Entries provided Start Marker

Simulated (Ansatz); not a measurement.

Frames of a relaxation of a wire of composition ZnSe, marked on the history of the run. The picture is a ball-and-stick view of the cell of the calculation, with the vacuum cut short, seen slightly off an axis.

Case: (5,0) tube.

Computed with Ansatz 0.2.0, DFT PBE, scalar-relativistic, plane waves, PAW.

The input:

Entries provided End Marker

- _Assigned task_
Please give the material above once more, unchanged.

- _Written solution_
Simulated (Ansatz); not a measurement.

Frames of a relaxation of a wire of composition ZnSe, marked on the history of the run. The picture is a ball-and-stick view of the cell of the calculation, with the vacuum cut short, seen slightly off an axis.

Case: (5,0) tube.

Computed with Ansatz 0.2.0, DFT PBE, scalar-relativistic, plane waves, PAW.

The input:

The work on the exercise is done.